━━━━━━━━━━
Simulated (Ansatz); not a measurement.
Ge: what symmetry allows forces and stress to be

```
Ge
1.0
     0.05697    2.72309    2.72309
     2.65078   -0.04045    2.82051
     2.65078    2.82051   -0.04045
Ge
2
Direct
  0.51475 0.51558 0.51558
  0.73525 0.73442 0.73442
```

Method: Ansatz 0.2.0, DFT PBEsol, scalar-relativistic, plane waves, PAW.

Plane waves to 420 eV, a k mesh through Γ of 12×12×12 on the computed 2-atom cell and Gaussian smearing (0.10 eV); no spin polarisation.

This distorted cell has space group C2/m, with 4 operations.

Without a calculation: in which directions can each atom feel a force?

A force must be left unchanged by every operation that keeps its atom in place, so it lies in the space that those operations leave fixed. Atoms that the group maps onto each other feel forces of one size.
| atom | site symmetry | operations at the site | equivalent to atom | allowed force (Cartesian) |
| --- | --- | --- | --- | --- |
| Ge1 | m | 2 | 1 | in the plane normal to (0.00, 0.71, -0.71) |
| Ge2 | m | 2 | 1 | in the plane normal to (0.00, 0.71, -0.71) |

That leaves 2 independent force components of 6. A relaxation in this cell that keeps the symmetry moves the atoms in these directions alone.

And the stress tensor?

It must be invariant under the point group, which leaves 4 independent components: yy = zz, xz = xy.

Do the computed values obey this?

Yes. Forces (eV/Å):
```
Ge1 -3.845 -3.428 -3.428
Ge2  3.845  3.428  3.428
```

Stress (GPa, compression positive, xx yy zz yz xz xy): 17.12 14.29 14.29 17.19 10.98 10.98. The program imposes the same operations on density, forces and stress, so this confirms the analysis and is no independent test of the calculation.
━━━━━━━━━━

Action item
Needed here are the exact lines from the start of the material through the line that contains "Method: Ansatz 0.2.0, DFT", and no others.

Exercise response
Simulated (Ansatz); not a measurement.
Ge: what symmetry allows forces and stress to be

```
Ge
1.0
     0.05697    2.72309    2.72309
     2.65078   -0.04045    2.82051
     2.65078    2.82051   -0.04045
Ge
2
Direct
  0.51475 0.51558 0.51558
  0.73525 0.73442 0.73442
```

Method: Ansatz 0.2.0, DFT PBEsol, scalar-relativistic, plane waves, PAW.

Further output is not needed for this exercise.